■ ASSIGNMENT ■
Repeat the entries below exactly. Begin with the first line and end with the line that contains "αp | 0.72 |".

■ RECORD EXCERPTS ■
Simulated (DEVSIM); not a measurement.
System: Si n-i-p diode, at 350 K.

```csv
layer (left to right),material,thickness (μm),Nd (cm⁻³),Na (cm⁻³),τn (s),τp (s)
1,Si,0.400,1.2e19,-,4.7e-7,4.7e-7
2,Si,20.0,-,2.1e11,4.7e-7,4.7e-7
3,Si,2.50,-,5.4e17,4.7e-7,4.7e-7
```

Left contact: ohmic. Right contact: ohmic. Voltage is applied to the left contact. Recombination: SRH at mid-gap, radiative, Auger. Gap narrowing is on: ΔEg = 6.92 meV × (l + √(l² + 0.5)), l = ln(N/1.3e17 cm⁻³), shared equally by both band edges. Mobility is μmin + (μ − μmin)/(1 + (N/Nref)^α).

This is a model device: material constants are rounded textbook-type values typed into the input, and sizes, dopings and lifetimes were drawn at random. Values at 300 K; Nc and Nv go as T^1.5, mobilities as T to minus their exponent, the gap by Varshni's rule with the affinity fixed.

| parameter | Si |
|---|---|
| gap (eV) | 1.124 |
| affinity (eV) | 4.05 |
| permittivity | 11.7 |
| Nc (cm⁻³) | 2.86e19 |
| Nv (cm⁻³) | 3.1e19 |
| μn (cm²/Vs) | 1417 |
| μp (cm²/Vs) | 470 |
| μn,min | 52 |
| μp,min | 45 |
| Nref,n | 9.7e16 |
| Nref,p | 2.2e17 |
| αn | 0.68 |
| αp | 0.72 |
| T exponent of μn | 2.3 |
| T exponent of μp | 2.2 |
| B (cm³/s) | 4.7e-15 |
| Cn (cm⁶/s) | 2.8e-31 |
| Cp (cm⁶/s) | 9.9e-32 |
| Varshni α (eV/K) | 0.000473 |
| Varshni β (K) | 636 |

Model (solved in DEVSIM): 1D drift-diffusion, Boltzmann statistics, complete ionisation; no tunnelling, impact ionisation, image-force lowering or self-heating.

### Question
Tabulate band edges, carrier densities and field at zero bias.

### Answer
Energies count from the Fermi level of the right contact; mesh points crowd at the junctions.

■ ANSWER AREA ■
Simulated (DEVSIM); not a measurement.
System: Si n-i-p diode, at 350 K.

```csv
layer (left to right),material,thickness (μm),Nd (cm⁻³),Na (cm⁻³),τn (s),τp (s)
1,Si,0.400,1.2e19,-,4.7e-7,4.7e-7
2,Si,20.0,-,2.1e11,4.7e-7,4.7e-7
3,Si,2.50,-,5.4e17,4.7e-7,4.7e-7
```

Left contact: ohmic. Right contact: ohmic. Voltage is applied to the left contact. Recombination: SRH at mid-gap, radiative, Auger. Gap narrowing is on: ΔEg = 6.92 meV × (l + √(l² + 0.5)), l = ln(N/1.3e17 cm⁻³), shared equally by both band edges. Mobility is μmin + (μ − μmin)/(1 + (N/Nref)^α).

This is a model device: material constants are rounded textbook-type values typed into the input, and sizes, dopings and lifetimes were drawn at random. Values at 300 K; Nc and Nv go as T^1.5, mobilities as T to minus their exponent, the gap by Varshni's rule with the affinity fixed.

| parameter | Si |
|---|---|
| gap (eV) | 1.124 |
| affinity (eV) | 4.05 |
| permittivity | 11.7 |
| Nc (cm⁻³) | 2.86e19 |
| Nv (cm⁻³) | 3.1e19 |
| μn (cm²/Vs) | 1417 |
| μp (cm²/Vs) | 470 |
| μn,min | 52 |
| μp,min | 45 |
| Nref,n | 9.7e16 |
| Nref,p | 2.2e17 |
| αn | 0.68 |
| αp | 0.72 |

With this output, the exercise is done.